**REQUIRED ACTION**:
The entries below must be repeated exactly. None may be skipped.

• • • •
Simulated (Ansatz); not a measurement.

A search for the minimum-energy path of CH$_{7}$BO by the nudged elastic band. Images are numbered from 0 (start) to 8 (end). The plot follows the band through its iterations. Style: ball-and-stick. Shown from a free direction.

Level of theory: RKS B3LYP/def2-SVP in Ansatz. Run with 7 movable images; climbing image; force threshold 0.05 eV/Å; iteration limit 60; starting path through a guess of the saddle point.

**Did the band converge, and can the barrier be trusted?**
• • • •

**EXERCISE RESPONSE**:
Simulated (Ansatz); not a measurement.

A search for the minimum-energy path of CH$_{7}$BO by the nudged elastic band. Images are numbered from 0 (start) to 8 (end). The plot follows the band through its iterations. Style: ball-and-stick. Shown from a free direction.

Level of theory: RKS B3LYP/def2-SVP in Ansatz. Run with 7 movable images; climbing image; force threshold 0.05 eV/Å; iteration limit 60; starting path through a guess of the saddle point.

**Did the band converge, and can the barrier be trusted?**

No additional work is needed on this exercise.